§ **SOURCE INFORMATION**
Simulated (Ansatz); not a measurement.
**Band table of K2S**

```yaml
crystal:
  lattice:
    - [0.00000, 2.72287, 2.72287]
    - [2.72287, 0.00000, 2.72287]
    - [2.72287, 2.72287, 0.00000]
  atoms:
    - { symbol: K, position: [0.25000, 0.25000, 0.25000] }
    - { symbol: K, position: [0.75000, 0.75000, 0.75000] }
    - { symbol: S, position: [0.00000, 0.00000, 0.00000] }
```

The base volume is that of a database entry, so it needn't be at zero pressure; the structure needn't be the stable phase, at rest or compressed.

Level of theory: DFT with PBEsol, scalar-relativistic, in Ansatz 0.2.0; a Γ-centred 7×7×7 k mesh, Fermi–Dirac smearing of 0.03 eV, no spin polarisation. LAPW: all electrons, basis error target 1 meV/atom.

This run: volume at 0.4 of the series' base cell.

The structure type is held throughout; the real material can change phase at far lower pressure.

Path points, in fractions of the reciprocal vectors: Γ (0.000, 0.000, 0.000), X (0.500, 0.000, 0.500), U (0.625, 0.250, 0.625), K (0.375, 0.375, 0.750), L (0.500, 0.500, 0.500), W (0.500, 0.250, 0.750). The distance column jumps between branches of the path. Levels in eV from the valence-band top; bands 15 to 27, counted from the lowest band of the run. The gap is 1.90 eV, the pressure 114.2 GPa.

§ **ASSIGNMENT**
All lines from the opening of the material through the line that contains "Level of theory: DFT" are to be printed exactly, with no others.

§ **TASK SOLUTION**
Simulated (Ansatz); not a measurement.
**Band table of K2S**

```yaml
crystal:
  lattice:
    - [0.00000, 2.72287, 2.72287]
    - [2.72287, 0.00000, 2.72287]
    - [2.72287, 2.72287, 0.00000]
  atoms:
    - { symbol: K, position: [0.25000, 0.25000, 0.25000] }
    - { symbol: K, position: [0.75000, 0.75000, 0.75000] }
    - { symbol: S, position: [0.00000, 0.00000, 0.00000] }
```

The base volume is that of a database entry, so it needn't be at zero pressure; the structure needn't be the stable phase, at rest or compressed.

Level of theory: DFT with PBEsol, scalar-relativistic, in Ansatz 0.2.0; a Γ-centred 7×7×7 k mesh, Fermi–Dirac smearing of 0.03 eV, no spin polarisation. LAPW: all electrons, basis error target 1 meV/atom.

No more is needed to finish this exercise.